ASSIGNED TASK. Look at the entries below and restate word for word the lines from the first through the one that has "(2) 0.1 GPa.".

##### STUDY MATERIAL
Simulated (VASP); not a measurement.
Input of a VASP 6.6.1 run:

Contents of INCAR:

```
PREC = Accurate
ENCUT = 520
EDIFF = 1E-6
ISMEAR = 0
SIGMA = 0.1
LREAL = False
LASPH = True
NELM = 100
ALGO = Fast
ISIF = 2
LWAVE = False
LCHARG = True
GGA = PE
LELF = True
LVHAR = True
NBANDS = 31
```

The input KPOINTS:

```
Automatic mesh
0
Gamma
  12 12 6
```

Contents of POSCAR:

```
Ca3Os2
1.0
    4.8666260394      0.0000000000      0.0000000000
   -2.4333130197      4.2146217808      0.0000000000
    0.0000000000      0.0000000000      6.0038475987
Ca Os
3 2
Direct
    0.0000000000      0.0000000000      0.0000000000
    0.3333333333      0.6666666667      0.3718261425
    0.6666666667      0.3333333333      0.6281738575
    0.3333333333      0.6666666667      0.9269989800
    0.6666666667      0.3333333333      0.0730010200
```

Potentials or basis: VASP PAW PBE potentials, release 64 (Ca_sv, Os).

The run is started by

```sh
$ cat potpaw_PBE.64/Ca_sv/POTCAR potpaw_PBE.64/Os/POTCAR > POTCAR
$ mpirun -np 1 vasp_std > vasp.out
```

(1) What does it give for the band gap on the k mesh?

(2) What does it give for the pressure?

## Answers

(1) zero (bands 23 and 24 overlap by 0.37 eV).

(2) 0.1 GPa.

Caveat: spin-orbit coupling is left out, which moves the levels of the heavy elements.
##########

WRITTEN ANSWER.
Simulated (VASP); not a measurement.
Input of a VASP 6.6.1 run:

Contents of INCAR:

```
PREC = Accurate
ENCUT = 520
EDIFF = 1E-6
ISMEAR = 0
SIGMA = 0.1
LREAL = False
LASPH = True
NELM = 100
ALGO = Fast
ISIF = 2
LWAVE = False
LCHARG = True
GGA = PE
LELF = True
LVHAR = True
NBANDS = 31
```

The input KPOINTS:

```
Automatic mesh
0
Gamma
  12 12 6
```

Contents of POSCAR:

```
Ca3Os2
1.0
    4.8666260394      0.0000000000      0.0000000000
   -2.4333130197      4.2146217808      0.0000000000
    0.0000000000      0.0000000000      6.0038475987
Ca Os
3 2
Direct
    0.0000000000      0.0000000000      0.0000000000
    0.3333333333      0.6666666667      0.3718261425
    0.6666666667      0.3333333333      0.6281738575
    0.3333333333      0.6666666667      0.9269989800
    0.6666666667      0.3333333333      0.0730010200
```

Potentials or basis: VASP PAW PBE potentials, release 64 (Ca_sv, Os).

The run is started by

```sh
$ cat potpaw_PBE.64/Ca_sv/POTCAR potpaw_PBE.64/Os/POTCAR > POTCAR
$ mpirun -np 1 vasp_std > vasp.out
```

(1) What does it give for the band gap on the k mesh?

(2) What does it give for the pressure?

## Answers

(1) zero (bands 23 and 24 overlap by 0.37 eV).

(2) 0.1 GPa.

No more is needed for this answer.